TASK ITEM: The answer should contain all of the data, retyped without any alteration.

THE DATA:
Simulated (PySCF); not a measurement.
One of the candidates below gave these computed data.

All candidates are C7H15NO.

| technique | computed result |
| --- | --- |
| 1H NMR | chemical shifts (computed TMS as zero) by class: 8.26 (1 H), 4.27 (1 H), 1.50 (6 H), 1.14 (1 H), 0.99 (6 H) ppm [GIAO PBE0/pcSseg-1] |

EXERCISE RESULT:
Simulated (PySCF); not a measurement.
One of the candidates below gave these computed data.

All candidates are C7H15NO.

| technique | computed result |
| --- | --- |
| 1H NMR | chemical shifts (computed TMS as zero) by class: 8.26 (1 H), 4.27 (1 H), 1.50 (6 H), 1.14 (1 H), 0.99 (6 H) ppm [GIAO PBE0/pcSseg-1] |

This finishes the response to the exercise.